● SUPPLIED MATERIAL
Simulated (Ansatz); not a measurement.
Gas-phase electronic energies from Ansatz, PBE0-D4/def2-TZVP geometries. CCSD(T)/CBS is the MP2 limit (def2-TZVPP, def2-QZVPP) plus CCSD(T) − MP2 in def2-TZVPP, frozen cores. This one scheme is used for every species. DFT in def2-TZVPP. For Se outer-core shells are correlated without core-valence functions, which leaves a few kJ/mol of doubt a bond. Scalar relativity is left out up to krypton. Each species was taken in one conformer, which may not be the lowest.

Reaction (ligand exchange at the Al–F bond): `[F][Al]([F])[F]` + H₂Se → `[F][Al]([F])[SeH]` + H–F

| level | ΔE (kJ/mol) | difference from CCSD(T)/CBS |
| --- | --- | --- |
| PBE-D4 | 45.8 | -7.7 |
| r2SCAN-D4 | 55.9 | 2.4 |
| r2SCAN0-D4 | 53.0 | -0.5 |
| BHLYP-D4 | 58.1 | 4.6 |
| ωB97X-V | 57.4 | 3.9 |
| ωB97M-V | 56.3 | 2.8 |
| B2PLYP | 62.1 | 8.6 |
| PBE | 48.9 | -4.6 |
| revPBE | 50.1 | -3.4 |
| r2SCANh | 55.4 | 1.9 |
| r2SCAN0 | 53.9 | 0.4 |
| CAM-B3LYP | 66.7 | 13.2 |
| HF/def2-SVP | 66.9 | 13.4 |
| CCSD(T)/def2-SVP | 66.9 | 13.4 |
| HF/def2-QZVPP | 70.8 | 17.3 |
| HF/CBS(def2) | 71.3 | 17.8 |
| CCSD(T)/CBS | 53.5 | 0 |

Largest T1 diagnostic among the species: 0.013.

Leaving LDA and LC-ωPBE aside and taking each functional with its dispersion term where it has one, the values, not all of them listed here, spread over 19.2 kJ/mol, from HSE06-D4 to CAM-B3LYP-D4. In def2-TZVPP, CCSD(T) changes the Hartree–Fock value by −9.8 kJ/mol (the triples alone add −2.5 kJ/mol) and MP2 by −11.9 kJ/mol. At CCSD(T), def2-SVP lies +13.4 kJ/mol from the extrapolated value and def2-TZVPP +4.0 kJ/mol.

● WORK INSTRUCTION
Please output an exact copy of the lines above, from the opening line of the data down to the line that contains "Largest T1 diagnostic".

● TASK OUTPUT
Simulated (Ansatz); not a measurement.
Gas-phase electronic energies from Ansatz, PBE0-D4/def2-TZVP geometries. CCSD(T)/CBS is the MP2 limit (def2-TZVPP, def2-QZVPP) plus CCSD(T) − MP2 in def2-TZVPP, frozen cores. This one scheme is used for every species. DFT in def2-TZVPP. For Se outer-core shells are correlated without core-valence functions, which leaves a few kJ/mol of doubt a bond. Scalar relativity is left out up to krypton. Each species was taken in one conformer, which may not be the lowest.

Reaction (ligand exchange at the Al–F bond): `[F][Al]([F])[F]` + H₂Se → `[F][Al]([F])[SeH]` + H–F

| level | ΔE (kJ/mol) | difference from CCSD(T)/CBS |
| --- | --- | --- |
| PBE-D4 | 45.8 | -7.7 |
| r2SCAN-D4 | 55.9 | 2.4 |
| r2SCAN0-D4 | 53.0 | -0.5 |
| BHLYP-D4 | 58.1 | 4.6 |
| ωB97X-V | 57.4 | 3.9 |
| ωB97M-V | 56.3 | 2.8 |
| B2PLYP | 62.1 | 8.6 |
| PBE | 48.9 | -4.6 |
| revPBE | 50.1 | -3.4 |
| r2SCANh | 55.4 | 1.9 |
| r2SCAN0 | 53.9 | 0.4 |
| CAM-B3LYP | 66.7 | 13.2 |
| HF/def2-SVP | 66.9 | 13.4 |
| CCSD(T)/def2-SVP | 66.9 | 13.4 |
| HF/def2-QZVPP | 70.8 | 17.3 |
| HF/CBS(def2) | 71.3 | 17.8 |
| CCSD(T)/CBS | 53.5 | 0 |

Largest T1 diagnostic among the species: 0.013.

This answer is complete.